[Opening Material provided section]

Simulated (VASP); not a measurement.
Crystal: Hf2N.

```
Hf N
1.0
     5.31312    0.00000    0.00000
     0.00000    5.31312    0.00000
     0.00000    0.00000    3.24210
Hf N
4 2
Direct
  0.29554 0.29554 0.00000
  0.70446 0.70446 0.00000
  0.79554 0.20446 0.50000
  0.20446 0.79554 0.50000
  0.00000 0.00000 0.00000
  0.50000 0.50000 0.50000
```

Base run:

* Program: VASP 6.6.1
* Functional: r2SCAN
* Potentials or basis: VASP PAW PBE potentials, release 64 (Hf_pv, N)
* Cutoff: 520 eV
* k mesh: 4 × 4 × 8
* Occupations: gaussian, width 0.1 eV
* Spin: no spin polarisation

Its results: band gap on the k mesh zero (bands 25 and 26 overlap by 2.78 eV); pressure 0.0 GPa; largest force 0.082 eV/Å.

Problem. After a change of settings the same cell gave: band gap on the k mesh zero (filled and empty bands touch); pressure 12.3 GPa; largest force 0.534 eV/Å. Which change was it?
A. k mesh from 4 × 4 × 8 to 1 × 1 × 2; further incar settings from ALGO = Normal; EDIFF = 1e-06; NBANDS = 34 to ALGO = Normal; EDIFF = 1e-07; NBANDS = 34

[Closing Material provided section]

## Required action
The exact wording of every entry above should be written out again.

## Solution
Simulated (VASP); not a measurement.
Crystal: Hf2N.

```
Hf N
1.0
     5.31312    0.00000    0.00000
     0.00000    5.31312    0.00000
     0.00000    0.00000    3.24210
Hf N
4 2
Direct
  0.29554 0.29554 0.00000
  0.70446 0.70446 0.00000
  0.79554 0.20446 0.50000
  0.20446 0.79554 0.50000
  0.00000 0.00000 0.00000
  0.50000 0.50000 0.50000
```

Base run:

* Program: VASP 6.6.1
* Functional: r2SCAN
* Potentials or basis: VASP PAW PBE potentials, release 64 (Hf_pv, N)
* Cutoff: 520 eV
* k mesh: 4 × 4 × 8
* Occupations: gaussian, width 0.1 eV
* Spin: no spin polarisation

Its results: band gap on the k mesh zero (bands 25 and 26 overlap by 2.78 eV); pressure 0.0 GPa; largest force 0.082 eV/Å.

Problem. After a change of settings the same cell gave: band gap on the k mesh zero (filled and empty bands touch); pressure 12.3 GPa; largest force 0.534 eV/Å. Which change was it?
A. k mesh from 4 × 4 × 8 to 1 × 1 × 2; further incar settings from ALGO = Normal; EDIFF = 1e-06; NBANDS = 34 to ALGO = Normal; EDIFF = 1e-07; NBANDS = 34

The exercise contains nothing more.